• **Assigned task**: Below are some entries. Repeat exactly the lines from the one with "Functional | PBE |" through the one with "At the start: pressure", and only those.

---------- Given records
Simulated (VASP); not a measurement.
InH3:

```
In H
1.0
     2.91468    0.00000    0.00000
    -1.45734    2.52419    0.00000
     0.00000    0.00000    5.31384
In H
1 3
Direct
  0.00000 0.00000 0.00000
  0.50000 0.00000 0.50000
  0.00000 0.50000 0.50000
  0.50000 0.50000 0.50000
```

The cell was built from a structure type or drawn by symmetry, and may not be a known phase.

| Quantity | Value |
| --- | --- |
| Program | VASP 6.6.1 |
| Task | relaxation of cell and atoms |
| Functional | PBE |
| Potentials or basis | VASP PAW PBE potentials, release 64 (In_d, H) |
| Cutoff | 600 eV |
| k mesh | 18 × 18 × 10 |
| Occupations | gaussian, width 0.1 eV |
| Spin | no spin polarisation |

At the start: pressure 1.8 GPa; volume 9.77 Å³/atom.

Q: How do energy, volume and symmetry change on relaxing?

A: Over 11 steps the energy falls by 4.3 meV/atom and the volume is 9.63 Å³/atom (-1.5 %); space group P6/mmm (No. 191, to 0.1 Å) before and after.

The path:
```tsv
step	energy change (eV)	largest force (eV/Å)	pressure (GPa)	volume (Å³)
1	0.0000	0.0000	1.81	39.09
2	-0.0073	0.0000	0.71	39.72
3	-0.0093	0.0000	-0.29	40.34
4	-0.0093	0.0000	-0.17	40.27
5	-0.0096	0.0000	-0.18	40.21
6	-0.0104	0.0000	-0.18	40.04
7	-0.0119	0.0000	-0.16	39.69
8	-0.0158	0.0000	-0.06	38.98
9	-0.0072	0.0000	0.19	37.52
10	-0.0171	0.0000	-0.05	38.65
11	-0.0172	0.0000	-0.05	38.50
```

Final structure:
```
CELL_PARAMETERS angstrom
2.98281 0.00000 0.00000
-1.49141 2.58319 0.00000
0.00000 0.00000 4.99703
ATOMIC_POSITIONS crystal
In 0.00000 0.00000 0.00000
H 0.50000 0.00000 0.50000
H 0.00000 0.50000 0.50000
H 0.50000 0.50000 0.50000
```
--------------------

• **Response box**:
| Functional | PBE |
| Potentials or basis | VASP PAW PBE potentials, release 64 (In_d, H) |
| Cutoff | 600 eV |
| k mesh | 18 × 18 × 10 |
| Occupations | gaussian, width 0.1 eV |
| Spin | no spin polarisation |

At the start: pressure 1.8 GPa; volume 9.77 Å³/atom.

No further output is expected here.